▶ [Work order]:
Output the records exactly, every one of them.

▶ [Records shown]:
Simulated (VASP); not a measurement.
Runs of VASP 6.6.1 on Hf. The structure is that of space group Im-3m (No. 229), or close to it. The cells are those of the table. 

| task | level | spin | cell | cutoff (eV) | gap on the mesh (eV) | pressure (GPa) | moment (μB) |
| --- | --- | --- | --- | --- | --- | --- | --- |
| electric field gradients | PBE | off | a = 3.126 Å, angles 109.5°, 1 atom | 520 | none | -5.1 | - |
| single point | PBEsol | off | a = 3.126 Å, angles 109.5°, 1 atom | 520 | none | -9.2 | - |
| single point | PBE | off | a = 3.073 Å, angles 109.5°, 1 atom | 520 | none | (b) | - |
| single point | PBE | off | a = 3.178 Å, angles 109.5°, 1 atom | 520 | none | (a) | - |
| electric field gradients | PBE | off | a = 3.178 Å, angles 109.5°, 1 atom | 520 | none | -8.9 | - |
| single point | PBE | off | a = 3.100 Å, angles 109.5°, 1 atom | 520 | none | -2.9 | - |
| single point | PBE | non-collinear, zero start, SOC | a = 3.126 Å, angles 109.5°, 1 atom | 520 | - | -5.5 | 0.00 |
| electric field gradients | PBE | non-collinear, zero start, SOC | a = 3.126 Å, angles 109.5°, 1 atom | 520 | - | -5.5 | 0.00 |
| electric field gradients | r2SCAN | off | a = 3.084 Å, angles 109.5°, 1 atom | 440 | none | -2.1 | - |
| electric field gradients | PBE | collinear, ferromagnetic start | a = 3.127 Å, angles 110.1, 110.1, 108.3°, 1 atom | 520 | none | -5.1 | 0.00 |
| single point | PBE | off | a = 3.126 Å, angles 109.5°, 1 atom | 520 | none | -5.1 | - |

▶ [Response box]:
Simulated (VASP); not a measurement.
Runs of VASP 6.6.1 on Hf. The structure is that of space group Im-3m (No. 229), or close to it. The cells are those of the table. 

| task | level | spin | cell | cutoff (eV) | gap on the mesh (eV) | pressure (GPa) | moment (μB) |
| --- | --- | --- | --- | --- | --- | --- | --- |
| electric field gradients | PBE | off | a = 3.126 Å, angles 109.5°, 1 atom | 520 | none | -5.1 | - |
| single point | PBEsol | off | a = 3.126 Å, angles 109.5°, 1 atom | 520 | none | -9.2 | - |
| single point | PBE | off | a = 3.073 Å, angles 109.5°, 1 atom | 520 | none | (b) | - |
| single point | PBE | off | a = 3.178 Å, angles 109.5°, 1 atom | 520 | none | (a) | - |
| electric field gradients | PBE | off | a = 3.178 Å, angles 109.5°, 1 atom | 520 | none | -8.9 | - |
| single point | PBE | off | a = 3.100 Å, angles 109.5°, 1 atom | 520 | none | -2.9 | - |
| single point | PBE | non-collinear, zero start, SOC | a = 3.126 Å, angles 109.5°, 1 atom | 520 | - | -5.5 | 0.00 |
| electric field gradients | PBE | non-collinear, zero start, SOC | a = 3.126 Å, angles 109.5°, 1 atom | 520 | - | -5.5 | 0.00 |
| electric field gradients | r2SCAN | off | a = 3.084 Å, angles 109.5°, 1 atom | 440 | none | -2.1 | - |
| electric field gradients | PBE | collinear, ferromagnetic start | a = 3.127 Å, angles 110.1, 110.1, 108.3°, 1 atom | 520 | none | -5.1 | 0.00 |
| single point | PBE | off | a = 3.126 Å, angles 109.5°, 1 atom | 520 | none | -5.1 | - |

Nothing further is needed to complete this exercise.